WORK INSTRUCTION: Once you reach the line that holds "The band gap" in the listing below, output it and every line after it through the line that holds "Moves up to", word for word.

DATASET EXTRACT:
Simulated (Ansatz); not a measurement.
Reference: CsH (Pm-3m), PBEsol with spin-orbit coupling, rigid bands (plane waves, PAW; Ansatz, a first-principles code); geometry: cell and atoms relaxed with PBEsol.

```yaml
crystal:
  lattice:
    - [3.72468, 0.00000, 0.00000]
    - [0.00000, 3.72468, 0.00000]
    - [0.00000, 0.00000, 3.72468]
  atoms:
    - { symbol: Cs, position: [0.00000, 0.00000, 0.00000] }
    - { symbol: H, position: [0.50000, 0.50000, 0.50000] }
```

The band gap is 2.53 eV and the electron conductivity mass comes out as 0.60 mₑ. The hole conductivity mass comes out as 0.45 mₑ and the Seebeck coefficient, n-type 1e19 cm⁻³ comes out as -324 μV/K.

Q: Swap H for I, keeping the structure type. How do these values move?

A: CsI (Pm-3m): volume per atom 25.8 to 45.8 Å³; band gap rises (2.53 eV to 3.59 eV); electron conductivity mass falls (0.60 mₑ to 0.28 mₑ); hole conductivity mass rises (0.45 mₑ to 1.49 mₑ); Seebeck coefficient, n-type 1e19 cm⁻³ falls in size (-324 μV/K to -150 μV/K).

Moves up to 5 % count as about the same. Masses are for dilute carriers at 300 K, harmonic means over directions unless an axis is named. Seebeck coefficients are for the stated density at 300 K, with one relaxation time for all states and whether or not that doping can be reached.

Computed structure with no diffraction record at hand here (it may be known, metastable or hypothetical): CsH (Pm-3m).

SOLUTION:
The band gap is 2.53 eV and the electron conductivity mass comes out as 0.60 mₑ. The hole conductivity mass comes out as 0.45 mₑ and the Seebeck coefficient, n-type 1e19 cm⁻³ comes out as -324 μV/K.

Q: Swap H for I, keeping the structure type. How do these values move?

A: CsI (Pm-3m): volume per atom 25.8 to 45.8 Å³; band gap rises (2.53 eV to 3.59 eV); electron conductivity mass falls (0.60 mₑ to 0.28 mₑ); hole conductivity mass rises (0.45 mₑ to 1.49 mₑ); Seebeck coefficient, n-type 1e19 cm⁻³ falls in size (-324 μV/K to -150 μV/K).

Moves up to 5 % count as about the same. Masses are for dilute carriers at 300 K, harmonic means over directions unless an axis is named. Seebeck coefficients are for the stated density at 300 K, with one relaxation time for all states and whether or not that doping can be reached.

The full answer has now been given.